__Extracted records__:
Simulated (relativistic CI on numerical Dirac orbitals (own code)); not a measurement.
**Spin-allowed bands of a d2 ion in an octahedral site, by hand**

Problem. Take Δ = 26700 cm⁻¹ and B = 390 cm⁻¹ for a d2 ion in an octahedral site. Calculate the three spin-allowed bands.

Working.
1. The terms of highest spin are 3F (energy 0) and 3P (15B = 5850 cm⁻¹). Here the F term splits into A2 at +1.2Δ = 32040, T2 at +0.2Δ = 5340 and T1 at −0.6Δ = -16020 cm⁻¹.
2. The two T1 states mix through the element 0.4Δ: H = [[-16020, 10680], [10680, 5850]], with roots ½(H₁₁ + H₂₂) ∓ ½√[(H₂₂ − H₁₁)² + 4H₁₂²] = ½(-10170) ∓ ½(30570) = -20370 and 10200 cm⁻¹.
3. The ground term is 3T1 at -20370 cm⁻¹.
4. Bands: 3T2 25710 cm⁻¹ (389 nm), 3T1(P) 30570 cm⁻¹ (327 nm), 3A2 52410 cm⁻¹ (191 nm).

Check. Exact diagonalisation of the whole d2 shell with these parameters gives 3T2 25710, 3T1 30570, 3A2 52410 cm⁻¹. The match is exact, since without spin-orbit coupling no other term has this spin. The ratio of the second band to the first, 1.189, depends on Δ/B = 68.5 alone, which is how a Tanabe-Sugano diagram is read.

__Work instruction__: Copy out all of the records verbatim.

__Reply__:
Simulated (relativistic CI on numerical Dirac orbitals (own code)); not a measurement.
**Spin-allowed bands of a d2 ion in an octahedral site, by hand**

Problem. Take Δ = 26700 cm⁻¹ and B = 390 cm⁻¹ for a d2 ion in an octahedral site. Calculate the three spin-allowed bands.

Working.
1. The terms of highest spin are 3F (energy 0) and 3P (15B = 5850 cm⁻¹). Here the F term splits into A2 at +1.2Δ = 32040, T2 at +0.2Δ = 5340 and T1 at −0.6Δ = -16020 cm⁻¹.
2. The two T1 states mix through the element 0.4Δ: H = [[-16020, 10680], [10680, 5850]], with roots ½(H₁₁ + H₂₂) ∓ ½√[(H₂₂ − H₁₁)² + 4H₁₂²] = ½(-10170) ∓ ½(30570) = -20370 and 10200 cm⁻¹.
3. The ground term is 3T1 at -20370 cm⁻¹.
4. Bands: 3T2 25710 cm⁻¹ (389 nm), 3T1(P) 30570 cm⁻¹ (327 nm), 3A2 52410 cm⁻¹ (191 nm).

Check. Exact diagonalisation of the whole d2 shell with these parameters gives 3T2 25710, 3T1 30570, 3A2 52410 cm⁻¹. The match is exact, since without spin-orbit coupling no other term has this spin. The ratio of the second band to the first, 1.189, depends on Δ/B = 68.5 alone, which is how a Tanabe-Sugano diagram is read.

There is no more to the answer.